**Requirement:**
All entries must be set down once more, precisely as given.

**Data:**
##############################
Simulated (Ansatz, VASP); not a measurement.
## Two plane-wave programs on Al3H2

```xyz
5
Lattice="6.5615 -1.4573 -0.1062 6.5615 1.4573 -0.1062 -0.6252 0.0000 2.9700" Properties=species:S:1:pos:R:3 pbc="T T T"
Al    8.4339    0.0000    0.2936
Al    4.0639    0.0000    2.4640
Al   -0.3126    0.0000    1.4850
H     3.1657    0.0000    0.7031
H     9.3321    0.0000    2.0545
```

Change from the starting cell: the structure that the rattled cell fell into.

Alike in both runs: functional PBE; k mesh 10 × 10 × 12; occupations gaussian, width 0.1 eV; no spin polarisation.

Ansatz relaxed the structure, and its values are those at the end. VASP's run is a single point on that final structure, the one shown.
##############################

**Answer section:**
Simulated (Ansatz, VASP); not a measurement.
## Two plane-wave programs on Al3H2

```xyz
5
Lattice="6.5615 -1.4573 -0.1062 6.5615 1.4573 -0.1062 -0.6252 0.0000 2.9700" Properties=species:S:1:pos:R:3 pbc="T T T"
Al    8.4339    0.0000    0.2936
Al    4.0639    0.0000    2.4640
Al   -0.3126    0.0000    1.4850
H     3.1657    0.0000    0.7031
H     9.3321    0.0000    2.0545
```

Change from the starting cell: the structure that the rattled cell fell into.

Alike in both runs: functional PBE; k mesh 10 × 10 × 12; occupations gaussian, width 0.1 eV; no spin polarisation.

Ansatz relaxed the structure, and its values are those at the end. VASP's run is a single point on that final structure, the one shown.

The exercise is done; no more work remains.